§

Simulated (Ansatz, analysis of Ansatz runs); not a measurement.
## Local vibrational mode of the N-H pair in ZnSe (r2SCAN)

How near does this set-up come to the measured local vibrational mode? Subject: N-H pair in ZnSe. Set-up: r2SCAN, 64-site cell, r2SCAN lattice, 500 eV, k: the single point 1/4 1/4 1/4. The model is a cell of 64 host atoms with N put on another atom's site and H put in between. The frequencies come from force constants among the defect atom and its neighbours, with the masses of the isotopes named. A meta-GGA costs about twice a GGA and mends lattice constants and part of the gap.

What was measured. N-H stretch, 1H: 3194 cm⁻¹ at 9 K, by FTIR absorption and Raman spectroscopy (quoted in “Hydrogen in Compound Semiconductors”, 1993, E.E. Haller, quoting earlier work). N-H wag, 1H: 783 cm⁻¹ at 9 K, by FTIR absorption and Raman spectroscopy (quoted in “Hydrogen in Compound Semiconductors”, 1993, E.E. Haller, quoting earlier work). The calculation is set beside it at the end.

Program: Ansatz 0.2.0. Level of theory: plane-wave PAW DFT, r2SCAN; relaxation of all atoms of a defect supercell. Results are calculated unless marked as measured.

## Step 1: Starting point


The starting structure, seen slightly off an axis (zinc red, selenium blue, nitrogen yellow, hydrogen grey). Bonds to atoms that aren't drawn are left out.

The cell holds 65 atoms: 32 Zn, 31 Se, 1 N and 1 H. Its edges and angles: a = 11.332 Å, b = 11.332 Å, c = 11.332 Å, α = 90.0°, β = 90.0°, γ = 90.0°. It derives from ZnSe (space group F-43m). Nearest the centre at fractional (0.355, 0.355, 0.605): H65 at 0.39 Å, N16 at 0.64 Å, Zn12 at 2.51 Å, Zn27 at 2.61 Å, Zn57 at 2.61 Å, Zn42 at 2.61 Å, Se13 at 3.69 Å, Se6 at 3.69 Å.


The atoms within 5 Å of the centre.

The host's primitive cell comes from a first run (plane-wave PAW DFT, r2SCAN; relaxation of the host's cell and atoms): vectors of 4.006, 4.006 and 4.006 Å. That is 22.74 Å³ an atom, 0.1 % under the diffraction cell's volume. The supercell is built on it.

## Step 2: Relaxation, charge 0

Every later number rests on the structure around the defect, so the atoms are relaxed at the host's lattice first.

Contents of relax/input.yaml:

§

*Work order*
In the entries above, the lines from the one bearing "How near does" up to and including the one bearing "Every later number" should be transcribed exactly; no other line is wanted.

*Written answer*
How near does this set-up come to the measured local vibrational mode? Subject: N-H pair in ZnSe. Set-up: r2SCAN, 64-site cell, r2SCAN lattice, 500 eV, k: the single point 1/4 1/4 1/4. The model is a cell of 64 host atoms with N put on another atom's site and H put in between. The frequencies come from force constants among the defect atom and its neighbours, with the masses of the isotopes named. A meta-GGA costs about twice a GGA and mends lattice constants and part of the gap.

What was measured. N-H stretch, 1H: 3194 cm⁻¹ at 9 K, by FTIR absorption and Raman spectroscopy (quoted in “Hydrogen in Compound Semiconductors”, 1993, E.E. Haller, quoting earlier work). N-H wag, 1H: 783 cm⁻¹ at 9 K, by FTIR absorption and Raman spectroscopy (quoted in “Hydrogen in Compound Semiconductors”, 1993, E.E. Haller, quoting earlier work). The calculation is set beside it at the end.

Program: Ansatz 0.2.0. Level of theory: plane-wave PAW DFT, r2SCAN; relaxation of all atoms of a defect supercell. Results are calculated unless marked as measured.

## Step 1: Starting point


The starting structure, seen slightly off an axis (zinc red, selenium blue, nitrogen yellow, hydrogen grey). Bonds to atoms that aren't drawn are left out.

The cell holds 65 atoms: 32 Zn, 31 Se, 1 N and 1 H. Its edges and angles: a = 11.332 Å, b = 11.332 Å, c = 11.332 Å, α = 90.0°, β = 90.0°, γ = 90.0°. It derives from ZnSe (space group F-43m). Nearest the centre at fractional (0.355, 0.355, 0.605): H65 at 0.39 Å, N16 at 0.64 Å, Zn12 at 2.51 Å, Zn27 at 2.61 Å, Zn57 at 2.61 Å, Zn42 at 2.61 Å, Se13 at 3.69 Å, Se6 at 3.69 Å.


The atoms within 5 Å of the centre.

The host's primitive cell comes from a first run (plane-wave PAW DFT, r2SCAN; relaxation of the host's cell and atoms): vectors of 4.006, 4.006 and 4.006 Å. That is 22.74 Å³ an atom, 0.1 % under the diffraction cell's volume. The supercell is built on it.

## Step 2: Relaxation, charge 0

Every later number rests on the structure around the defect, so the atoms are relaxed at the host's lattice first.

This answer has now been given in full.